Set every line of the listing down again, keeping it identical.

» **Available data**
▼▼▼

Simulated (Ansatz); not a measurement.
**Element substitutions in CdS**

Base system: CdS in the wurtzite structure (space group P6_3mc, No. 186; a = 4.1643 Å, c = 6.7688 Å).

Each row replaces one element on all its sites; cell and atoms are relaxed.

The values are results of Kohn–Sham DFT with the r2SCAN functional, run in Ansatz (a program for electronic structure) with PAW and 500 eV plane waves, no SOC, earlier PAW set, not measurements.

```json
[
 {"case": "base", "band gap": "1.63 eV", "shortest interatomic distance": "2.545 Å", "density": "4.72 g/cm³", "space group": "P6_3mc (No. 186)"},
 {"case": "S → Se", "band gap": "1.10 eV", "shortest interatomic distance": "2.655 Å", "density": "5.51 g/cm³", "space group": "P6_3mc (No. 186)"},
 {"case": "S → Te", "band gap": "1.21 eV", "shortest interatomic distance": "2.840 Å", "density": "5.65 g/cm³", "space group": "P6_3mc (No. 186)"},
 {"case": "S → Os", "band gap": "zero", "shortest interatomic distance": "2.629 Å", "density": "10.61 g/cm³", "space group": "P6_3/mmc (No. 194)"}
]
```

▲▲▲

» **Exercise response**
Simulated (Ansatz); not a measurement.
**Element substitutions in CdS**

Base system: CdS in the wurtzite structure (space group P6_3mc, No. 186; a = 4.1643 Å, c = 6.7688 Å).

Each row replaces one element on all its sites; cell and atoms are relaxed.

The values are results of Kohn–Sham DFT with the r2SCAN functional, run in Ansatz (a program for electronic structure) with PAW and 500 eV plane waves, no SOC, earlier PAW set, not measurements.

```json
[
 {"case": "base", "band gap": "1.63 eV", "shortest interatomic distance": "2.545 Å", "density": "4.72 g/cm³", "space group": "P6_3mc (No. 186)"},
 {"case": "S → Se", "band gap": "1.10 eV", "shortest interatomic distance": "2.655 Å", "density": "5.51 g/cm³", "space group": "P6_3mc (No. 186)"},
 {"case": "S → Te", "band gap": "1.21 eV", "shortest interatomic distance": "2.840 Å", "density": "5.65 g/cm³", "space group": "P6_3mc (No. 186)"},
 {"case": "S → Os", "band gap": "zero", "shortest interatomic distance": "2.629 Å", "density": "10.61 g/cm³", "space group": "P6_3/mmc (No. 194)"}
]
```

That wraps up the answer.